→ ACTION ITEM: Output all of the records exactly, word for word.

→ DATA:
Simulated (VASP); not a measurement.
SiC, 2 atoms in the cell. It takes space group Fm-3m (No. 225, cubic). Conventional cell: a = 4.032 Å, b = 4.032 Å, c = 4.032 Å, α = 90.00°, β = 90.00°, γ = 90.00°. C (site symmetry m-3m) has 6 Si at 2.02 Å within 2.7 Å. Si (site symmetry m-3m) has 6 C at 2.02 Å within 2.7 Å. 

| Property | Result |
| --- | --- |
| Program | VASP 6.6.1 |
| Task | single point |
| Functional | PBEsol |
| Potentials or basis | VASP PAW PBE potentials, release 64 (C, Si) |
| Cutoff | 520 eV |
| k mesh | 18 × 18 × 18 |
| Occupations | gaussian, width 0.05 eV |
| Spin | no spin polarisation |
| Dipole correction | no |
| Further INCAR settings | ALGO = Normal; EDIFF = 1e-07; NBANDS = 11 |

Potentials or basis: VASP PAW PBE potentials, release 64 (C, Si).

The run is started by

→ EXERCISE SOLUTION:
Simulated (VASP); not a measurement.
SiC, 2 atoms in the cell. It takes space group Fm-3m (No. 225, cubic). Conventional cell: a = 4.032 Å, b = 4.032 Å, c = 4.032 Å, α = 90.00°, β = 90.00°, γ = 90.00°. C (site symmetry m-3m) has 6 Si at 2.02 Å within 2.7 Å. Si (site symmetry m-3m) has 6 C at 2.02 Å within 2.7 Å. 

| Property | Result |
| --- | --- |
| Program | VASP 6.6.1 |
| Task | single point |
| Functional | PBEsol |
| Potentials or basis | VASP PAW PBE potentials, release 64 (C, Si) |
| Cutoff | 520 eV |
| k mesh | 18 × 18 × 18 |
| Occupations | gaussian, width 0.05 eV |
| Spin | no spin polarisation |
| Dipole correction | no |
| Further INCAR settings | ALGO = Normal; EDIFF = 1e-07; NBANDS = 11 |

Potentials or basis: VASP PAW PBE potentials, release 64 (C, Si).

The run is started by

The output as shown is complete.